ACTION ITEM: All lines from the opening of the entries below through the line containing "Nitrous oxide along" must be output exactly as they appear, with no other lines.

DATA LISTING:
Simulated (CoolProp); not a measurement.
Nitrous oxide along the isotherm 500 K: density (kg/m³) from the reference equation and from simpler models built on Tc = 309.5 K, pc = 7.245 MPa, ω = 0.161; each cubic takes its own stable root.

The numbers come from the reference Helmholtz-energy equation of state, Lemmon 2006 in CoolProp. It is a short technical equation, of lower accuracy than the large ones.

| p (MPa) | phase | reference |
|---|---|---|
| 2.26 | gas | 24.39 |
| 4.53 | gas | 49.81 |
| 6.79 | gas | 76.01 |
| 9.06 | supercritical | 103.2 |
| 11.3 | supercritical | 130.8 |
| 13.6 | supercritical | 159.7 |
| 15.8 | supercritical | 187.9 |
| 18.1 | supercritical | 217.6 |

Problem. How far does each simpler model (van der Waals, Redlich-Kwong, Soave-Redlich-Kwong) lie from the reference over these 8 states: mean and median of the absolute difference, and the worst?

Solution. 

TASK RESPONSE:
Simulated (CoolProp); not a measurement.
Nitrous oxide along the isotherm 500 K: density (kg/m³) from the reference equation and from simpler models built on Tc = 309.5 K, pc = 7.245 MPa, ω = 0.161; each cubic takes its own stable root.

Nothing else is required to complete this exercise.